________________

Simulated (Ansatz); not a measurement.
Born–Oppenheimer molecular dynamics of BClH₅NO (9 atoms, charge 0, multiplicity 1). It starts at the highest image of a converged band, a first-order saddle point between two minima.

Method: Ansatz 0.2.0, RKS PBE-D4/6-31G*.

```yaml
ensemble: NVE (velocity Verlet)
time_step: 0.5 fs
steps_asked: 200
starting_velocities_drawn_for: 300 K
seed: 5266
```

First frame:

________________

§ **ASSIGNED TASK**: A verbatim repeat of all the entries above is the required answer.

§ **WRITTEN REPLY**:
Simulated (Ansatz); not a measurement.
Born–Oppenheimer molecular dynamics of BClH₅NO (9 atoms, charge 0, multiplicity 1). It starts at the highest image of a converged band, a first-order saddle point between two minima.

Method: Ansatz 0.2.0, RKS PBE-D4/6-31G*.

```yaml
ensemble: NVE (velocity Verlet)
time_step: 0.5 fs
steps_asked: 200
starting_velocities_drawn_for: 300 K
seed: 5266
```

First frame:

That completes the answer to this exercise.